▬▬▬

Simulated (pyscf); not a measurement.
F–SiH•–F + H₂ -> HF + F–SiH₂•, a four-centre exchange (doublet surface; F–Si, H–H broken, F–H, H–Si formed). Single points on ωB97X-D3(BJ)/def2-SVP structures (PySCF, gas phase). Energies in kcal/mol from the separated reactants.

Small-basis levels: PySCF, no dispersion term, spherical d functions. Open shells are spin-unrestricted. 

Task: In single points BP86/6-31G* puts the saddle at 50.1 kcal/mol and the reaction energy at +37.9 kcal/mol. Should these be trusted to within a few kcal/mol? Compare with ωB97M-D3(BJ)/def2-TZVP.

▬▬▬

Reproduce the material above exactly, beginning at its first line and ending with the line that holds "Small-basis levels: PySCF, no". Include nothing else.

### [Task solution]
Simulated (pyscf); not a measurement.
F–SiH•–F + H₂ -> HF + F–SiH₂•, a four-centre exchange (doublet surface; F–Si, H–H broken, F–H, H–Si formed). Single points on ωB97X-D3(BJ)/def2-SVP structures (PySCF, gas phase). Energies in kcal/mol from the separated reactants.

Small-basis levels: PySCF, no dispersion term, spherical d functions. Open shells are spin-unrestricted. 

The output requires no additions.